★ ★ ★ ★ ★
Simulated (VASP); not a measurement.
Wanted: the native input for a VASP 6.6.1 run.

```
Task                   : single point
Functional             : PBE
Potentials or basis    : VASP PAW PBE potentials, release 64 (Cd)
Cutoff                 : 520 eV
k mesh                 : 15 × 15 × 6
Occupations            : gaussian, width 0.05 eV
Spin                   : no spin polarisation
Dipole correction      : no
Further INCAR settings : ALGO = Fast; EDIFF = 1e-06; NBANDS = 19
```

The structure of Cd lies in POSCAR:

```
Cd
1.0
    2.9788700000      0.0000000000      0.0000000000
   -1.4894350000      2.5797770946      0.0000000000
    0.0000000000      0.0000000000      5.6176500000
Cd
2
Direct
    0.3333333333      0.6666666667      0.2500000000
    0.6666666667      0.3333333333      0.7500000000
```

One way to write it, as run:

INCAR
★ ★ ★ ★ ★

*Work order*
Repeat the material, keeping every word exactly as it is.

*Response area*
Simulated (VASP); not a measurement.
Wanted: the native input for a VASP 6.6.1 run.

```
Task                   : single point
Functional             : PBE
Potentials or basis    : VASP PAW PBE potentials, release 64 (Cd)
Cutoff                 : 520 eV
k mesh                 : 15 × 15 × 6
Occupations            : gaussian, width 0.05 eV
Spin                   : no spin polarisation
Dipole correction      : no
Further INCAR settings : ALGO = Fast; EDIFF = 1e-06; NBANDS = 19
```

The structure of Cd lies in POSCAR:

```
Cd
1.0
    2.9788700000      0.0000000000      0.0000000000
   -1.4894350000      2.5797770946      0.0000000000
    0.0000000000      0.0000000000      5.6176500000
Cd
2
Direct
    0.3333333333      0.6666666667      0.2500000000
    0.6666666667      0.3333333333      0.7500000000
```

One way to write it, as run:

INCAR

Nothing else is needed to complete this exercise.